═══ EXCERPTED DATA

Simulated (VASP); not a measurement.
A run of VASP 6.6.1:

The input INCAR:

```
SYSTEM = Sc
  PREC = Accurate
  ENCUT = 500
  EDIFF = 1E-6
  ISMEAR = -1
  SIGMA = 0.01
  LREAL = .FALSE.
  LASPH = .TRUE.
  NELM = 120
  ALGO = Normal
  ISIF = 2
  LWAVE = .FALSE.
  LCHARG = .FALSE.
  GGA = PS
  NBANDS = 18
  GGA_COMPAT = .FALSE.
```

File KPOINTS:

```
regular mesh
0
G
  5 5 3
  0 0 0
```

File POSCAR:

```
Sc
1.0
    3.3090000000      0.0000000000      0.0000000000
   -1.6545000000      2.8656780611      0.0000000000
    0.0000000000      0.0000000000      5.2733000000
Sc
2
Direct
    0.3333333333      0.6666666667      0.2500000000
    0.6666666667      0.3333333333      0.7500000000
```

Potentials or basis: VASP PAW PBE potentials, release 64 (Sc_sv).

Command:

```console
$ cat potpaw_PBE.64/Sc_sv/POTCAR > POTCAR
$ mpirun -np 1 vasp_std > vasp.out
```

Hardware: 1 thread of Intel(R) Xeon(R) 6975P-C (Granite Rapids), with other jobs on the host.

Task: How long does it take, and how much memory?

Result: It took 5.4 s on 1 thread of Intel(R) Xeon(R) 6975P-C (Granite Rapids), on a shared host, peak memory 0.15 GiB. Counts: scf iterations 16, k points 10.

══════

_WORK REQUEST_
Could you transcribe each entry exactly as it stands?

_RESPONSE_
Simulated (VASP); not a measurement.
A run of VASP 6.6.1:

The input INCAR:

```
SYSTEM = Sc
  PREC = Accurate
  ENCUT = 500
  EDIFF = 1E-6
  ISMEAR = -1
  SIGMA = 0.01
  LREAL = .FALSE.
  LASPH = .TRUE.
  NELM = 120
  ALGO = Normal
  ISIF = 2
  LWAVE = .FALSE.
  LCHARG = .FALSE.
  GGA = PS
  NBANDS = 18
  GGA_COMPAT = .FALSE.
```

File KPOINTS:

```
regular mesh
0
G
  5 5 3
  0 0 0
```

File POSCAR:

```
Sc
1.0
    3.3090000000      0.0000000000      0.0000000000
   -1.6545000000      2.8656780611      0.0000000000
    0.0000000000      0.0000000000      5.2733000000
Sc
2
Direct
    0.3333333333      0.6666666667      0.2500000000
    0.6666666667      0.3333333333      0.7500000000
```

Potentials or basis: VASP PAW PBE potentials, release 64 (Sc_sv).

Command:

```console
$ cat potpaw_PBE.64/Sc_sv/POTCAR > POTCAR
$ mpirun -np 1 vasp_std > vasp.out
```

Hardware: 1 thread of Intel(R) Xeon(R) 6975P-C (Granite Rapids), with other jobs on the host.

Task: How long does it take, and how much memory?

Result: It took 5.4 s on 1 thread of Intel(R) Xeon(R) 6975P-C (Granite Rapids), on a shared host, peak memory 0.15 GiB. Counts: scf iterations 16, k points 10.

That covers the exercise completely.